## WORK ITEM
Give back the full data character for character.

## SUPPLIED MATERIAL

=====

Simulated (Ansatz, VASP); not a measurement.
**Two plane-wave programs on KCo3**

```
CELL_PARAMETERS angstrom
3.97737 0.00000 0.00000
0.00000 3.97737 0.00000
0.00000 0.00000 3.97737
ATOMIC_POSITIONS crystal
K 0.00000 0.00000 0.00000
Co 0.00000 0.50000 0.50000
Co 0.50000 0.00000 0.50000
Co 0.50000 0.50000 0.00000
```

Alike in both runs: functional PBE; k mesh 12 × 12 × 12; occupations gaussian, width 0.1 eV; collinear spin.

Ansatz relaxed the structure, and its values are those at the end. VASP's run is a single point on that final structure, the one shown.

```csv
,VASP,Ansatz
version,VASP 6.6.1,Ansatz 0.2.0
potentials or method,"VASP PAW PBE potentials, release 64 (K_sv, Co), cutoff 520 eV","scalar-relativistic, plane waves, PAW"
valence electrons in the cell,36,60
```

=====

## EXERCISE RESPONSE
Simulated (Ansatz, VASP); not a measurement.
**Two plane-wave programs on KCo3**

```
CELL_PARAMETERS angstrom
3.97737 0.00000 0.00000
0.00000 3.97737 0.00000
0.00000 0.00000 3.97737
ATOMIC_POSITIONS crystal
K 0.00000 0.00000 0.00000
Co 0.00000 0.50000 0.50000
Co 0.50000 0.00000 0.50000
Co 0.50000 0.50000 0.00000
```

Alike in both runs: functional PBE; k mesh 12 × 12 × 12; occupations gaussian, width 0.1 eV; collinear spin.

Ansatz relaxed the structure, and its values are those at the end. VASP's run is a single point on that final structure, the one shown.

```csv
,VASP,Ansatz
version,VASP 6.6.1,Ansatz 0.2.0
potentials or method,"VASP PAW PBE potentials, release 64 (K_sv, Co), cutoff 520 eV","scalar-relativistic, plane waves, PAW"
valence electrons in the cell,36,60
```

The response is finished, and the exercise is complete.